*** Opening of Data for analysis ***
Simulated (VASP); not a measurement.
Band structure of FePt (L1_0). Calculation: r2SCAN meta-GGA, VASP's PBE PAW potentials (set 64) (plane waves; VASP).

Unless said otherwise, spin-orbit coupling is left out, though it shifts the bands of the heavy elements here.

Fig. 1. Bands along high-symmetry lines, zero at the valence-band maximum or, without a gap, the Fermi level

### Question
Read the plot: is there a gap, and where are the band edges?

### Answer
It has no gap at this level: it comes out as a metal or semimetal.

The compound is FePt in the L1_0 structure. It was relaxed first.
*** Close of Data for analysis ***

Exercise:
Nothing but an exact transcription of the records is expected.

Task output:
Simulated (VASP); not a measurement.
Band structure of FePt (L1_0). Calculation: r2SCAN meta-GGA, VASP's PBE PAW potentials (set 64) (plane waves; VASP).

Unless said otherwise, spin-orbit coupling is left out, though it shifts the bands of the heavy elements here.

Fig. 1. Bands along high-symmetry lines, zero at the valence-band maximum or, without a gap, the Fermi level

### Question
Read the plot: is there a gap, and where are the band edges?

### Answer
It has no gap at this level: it comes out as a metal or semimetal.

The compound is FePt in the L1_0 structure. It was relaxed first.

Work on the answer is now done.